**WORK ITEM**
Copy the records below word for word. Stop after the line that contains "O–H (0.97 Å): ρ".

═════ DATA
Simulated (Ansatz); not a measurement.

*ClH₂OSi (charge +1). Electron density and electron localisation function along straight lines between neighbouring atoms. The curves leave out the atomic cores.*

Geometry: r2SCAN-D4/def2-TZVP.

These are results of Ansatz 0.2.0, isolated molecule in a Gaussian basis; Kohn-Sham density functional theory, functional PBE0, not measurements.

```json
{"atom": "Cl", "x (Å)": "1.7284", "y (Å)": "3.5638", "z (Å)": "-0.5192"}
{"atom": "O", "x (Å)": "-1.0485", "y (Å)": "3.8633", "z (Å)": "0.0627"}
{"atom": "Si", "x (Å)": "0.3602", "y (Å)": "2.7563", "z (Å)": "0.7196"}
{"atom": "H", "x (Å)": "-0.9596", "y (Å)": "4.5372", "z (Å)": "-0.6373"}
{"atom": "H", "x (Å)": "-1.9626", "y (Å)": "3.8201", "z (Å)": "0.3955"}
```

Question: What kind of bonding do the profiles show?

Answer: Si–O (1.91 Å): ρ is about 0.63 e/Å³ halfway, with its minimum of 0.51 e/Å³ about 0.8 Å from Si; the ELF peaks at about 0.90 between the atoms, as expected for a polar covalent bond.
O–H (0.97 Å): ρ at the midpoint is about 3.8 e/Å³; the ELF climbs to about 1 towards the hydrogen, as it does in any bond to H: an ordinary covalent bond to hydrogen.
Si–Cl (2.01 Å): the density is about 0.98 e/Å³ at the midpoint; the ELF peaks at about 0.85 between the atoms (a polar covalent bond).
══════════

**SOLUTION**
Simulated (Ansatz); not a measurement.

*ClH₂OSi (charge +1). Electron density and electron localisation function along straight lines between neighbouring atoms. The curves leave out the atomic cores.*

Geometry: r2SCAN-D4/def2-TZVP.

These are results of Ansatz 0.2.0, isolated molecule in a Gaussian basis; Kohn-Sham density functional theory, functional PBE0, not measurements.

```json
{"atom": "Cl", "x (Å)": "1.7284", "y (Å)": "3.5638", "z (Å)": "-0.5192"}
{"atom": "O", "x (Å)": "-1.0485", "y (Å)": "3.8633", "z (Å)": "0.0627"}
{"atom": "Si", "x (Å)": "0.3602", "y (Å)": "2.7563", "z (Å)": "0.7196"}
{"atom": "H", "x (Å)": "-0.9596", "y (Å)": "4.5372", "z (Å)": "-0.6373"}
{"atom": "H", "x (Å)": "-1.9626", "y (Å)": "3.8201", "z (Å)": "0.3955"}
```

Question: What kind of bonding do the profiles show?

Answer: Si–O (1.91 Å): ρ is about 0.63 e/Å³ halfway, with its minimum of 0.51 e/Å³ about 0.8 Å from Si; the ELF peaks at about 0.90 between the atoms, as expected for a polar covalent bond.
O–H (0.97 Å): ρ at the midpoint is about 3.8 e/Å³; the ELF climbs to about 1 towards the hydrogen, as it does in any bond to H: an ordinary covalent bond to hydrogen.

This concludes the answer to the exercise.